━━━━━━━━━━━━━━━━

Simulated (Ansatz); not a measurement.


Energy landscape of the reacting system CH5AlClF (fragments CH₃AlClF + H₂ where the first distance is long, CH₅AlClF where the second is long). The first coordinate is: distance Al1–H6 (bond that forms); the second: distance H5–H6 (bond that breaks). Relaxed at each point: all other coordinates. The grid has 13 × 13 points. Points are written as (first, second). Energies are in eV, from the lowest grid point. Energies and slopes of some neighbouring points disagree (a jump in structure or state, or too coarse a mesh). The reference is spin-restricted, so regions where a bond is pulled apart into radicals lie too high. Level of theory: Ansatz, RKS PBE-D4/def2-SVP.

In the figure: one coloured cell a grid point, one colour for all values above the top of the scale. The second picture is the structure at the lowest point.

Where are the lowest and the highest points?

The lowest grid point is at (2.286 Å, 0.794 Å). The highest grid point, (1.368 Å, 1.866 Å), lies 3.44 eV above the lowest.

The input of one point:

━━━━━━━━━━━━━━━━

[Required action]: Every record above must appear again in the answer, unchanged.

[Answer section]:
Simulated (Ansatz); not a measurement.


Energy landscape of the reacting system CH5AlClF (fragments CH₃AlClF + H₂ where the first distance is long, CH₅AlClF where the second is long). The first coordinate is: distance Al1–H6 (bond that forms); the second: distance H5–H6 (bond that breaks). Relaxed at each point: all other coordinates. The grid has 13 × 13 points. Points are written as (first, second). Energies are in eV, from the lowest grid point. Energies and slopes of some neighbouring points disagree (a jump in structure or state, or too coarse a mesh). The reference is spin-restricted, so regions where a bond is pulled apart into radicals lie too high. Level of theory: Ansatz, RKS PBE-D4/def2-SVP.

In the figure: one coloured cell a grid point, one colour for all values above the top of the scale. The second picture is the structure at the lowest point.

Where are the lowest and the highest points?

The lowest grid point is at (2.286 Å, 0.794 Å). The highest grid point, (1.368 Å, 1.866 Å), lies 3.44 eV above the lowest.

The input of one point:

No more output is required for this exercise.